**Source material**
+++++
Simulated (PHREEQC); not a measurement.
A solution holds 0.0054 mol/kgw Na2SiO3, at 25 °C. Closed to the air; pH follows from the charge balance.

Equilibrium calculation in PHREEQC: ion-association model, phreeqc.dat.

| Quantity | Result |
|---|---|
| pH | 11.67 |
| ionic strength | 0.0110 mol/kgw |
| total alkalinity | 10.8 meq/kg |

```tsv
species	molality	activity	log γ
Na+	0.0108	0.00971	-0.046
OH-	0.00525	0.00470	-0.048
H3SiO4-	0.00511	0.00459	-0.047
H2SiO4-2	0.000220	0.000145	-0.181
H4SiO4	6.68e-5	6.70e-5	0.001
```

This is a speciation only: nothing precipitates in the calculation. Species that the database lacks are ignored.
+++++

**Brief**
Repeat the records. Match them exactly.

**Exercise response**
Simulated (PHREEQC); not a measurement.
A solution holds 0.0054 mol/kgw Na2SiO3, at 25 °C. Closed to the air; pH follows from the charge balance.

Equilibrium calculation in PHREEQC: ion-association model, phreeqc.dat.

| Quantity | Result |
|---|---|
| pH | 11.67 |
| ionic strength | 0.0110 mol/kgw |
| total alkalinity | 10.8 meq/kg |

```tsv
species	molality	activity	log γ
Na+	0.0108	0.00971	-0.046
OH-	0.00525	0.00470	-0.048
H3SiO4-	0.00511	0.00459	-0.047
H2SiO4-2	0.000220	0.000145	-0.181
H4SiO4	6.68e-5	6.70e-5	0.001
```

This is a speciation only: nothing precipitates in the calculation. Species that the database lacks are ignored.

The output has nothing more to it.